====================

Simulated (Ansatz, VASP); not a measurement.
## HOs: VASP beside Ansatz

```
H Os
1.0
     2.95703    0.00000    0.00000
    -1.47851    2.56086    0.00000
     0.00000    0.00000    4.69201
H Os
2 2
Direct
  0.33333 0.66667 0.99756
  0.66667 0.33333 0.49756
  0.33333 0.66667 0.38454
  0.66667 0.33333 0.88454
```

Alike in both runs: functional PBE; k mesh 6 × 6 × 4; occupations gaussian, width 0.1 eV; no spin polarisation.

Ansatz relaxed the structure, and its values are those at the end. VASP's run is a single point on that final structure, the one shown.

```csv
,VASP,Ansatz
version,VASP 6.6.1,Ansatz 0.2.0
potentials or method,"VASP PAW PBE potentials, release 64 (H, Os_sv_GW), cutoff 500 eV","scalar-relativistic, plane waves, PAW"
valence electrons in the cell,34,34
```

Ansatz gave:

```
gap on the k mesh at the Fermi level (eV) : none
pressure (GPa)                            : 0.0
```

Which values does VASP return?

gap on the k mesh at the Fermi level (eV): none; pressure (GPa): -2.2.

====================

*WORK ORDER*: Your reply should contain every record, unchanged and complete.

*WRITTEN SOLUTION*:
Simulated (Ansatz, VASP); not a measurement.
## HOs: VASP beside Ansatz

```
H Os
1.0
     2.95703    0.00000    0.00000
    -1.47851    2.56086    0.00000
     0.00000    0.00000    4.69201
H Os
2 2
Direct
  0.33333 0.66667 0.99756
  0.66667 0.33333 0.49756
  0.33333 0.66667 0.38454
  0.66667 0.33333 0.88454
```

Alike in both runs: functional PBE; k mesh 6 × 6 × 4; occupations gaussian, width 0.1 eV; no spin polarisation.

Ansatz relaxed the structure, and its values are those at the end. VASP's run is a single point on that final structure, the one shown.

```csv
,VASP,Ansatz
version,VASP 6.6.1,Ansatz 0.2.0
potentials or method,"VASP PAW PBE potentials, release 64 (H, Os_sv_GW), cutoff 500 eV","scalar-relativistic, plane waves, PAW"
valence electrons in the cell,34,34
```

Ansatz gave:

```
gap on the k mesh at the Fermi level (eV) : none
pressure (GPa)                            : 0.0
```

Which values does VASP return?

gap on the k mesh at the Fermi level (eV): none; pressure (GPa): -2.2.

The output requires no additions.